Data records »
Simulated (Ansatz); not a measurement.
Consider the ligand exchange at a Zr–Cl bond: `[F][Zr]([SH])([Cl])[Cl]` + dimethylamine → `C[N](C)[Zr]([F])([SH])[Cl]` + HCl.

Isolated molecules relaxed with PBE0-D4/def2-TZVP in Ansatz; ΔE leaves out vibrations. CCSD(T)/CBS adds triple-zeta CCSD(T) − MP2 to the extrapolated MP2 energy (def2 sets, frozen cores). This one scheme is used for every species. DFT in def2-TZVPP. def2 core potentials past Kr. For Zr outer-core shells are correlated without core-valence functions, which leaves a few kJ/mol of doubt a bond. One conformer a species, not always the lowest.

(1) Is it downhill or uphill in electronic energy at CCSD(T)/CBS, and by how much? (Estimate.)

Task item » Word for word, transcribe the complete listing.

Exercise response »
Simulated (Ansatz); not a measurement.
Consider the ligand exchange at a Zr–Cl bond: `[F][Zr]([SH])([Cl])[Cl]` + dimethylamine → `C[N](C)[Zr]([F])([SH])[Cl]` + HCl.

Isolated molecules relaxed with PBE0-D4/def2-TZVP in Ansatz; ΔE leaves out vibrations. CCSD(T)/CBS adds triple-zeta CCSD(T) − MP2 to the extrapolated MP2 energy (def2 sets, frozen cores). This one scheme is used for every species. DFT in def2-TZVPP. def2 core potentials past Kr. For Zr outer-core shells are correlated without core-valence functions, which leaves a few kJ/mol of doubt a bond. One conformer a species, not always the lowest.

(1) Is it downhill or uphill in electronic energy at CCSD(T)/CBS, and by how much? (Estimate.)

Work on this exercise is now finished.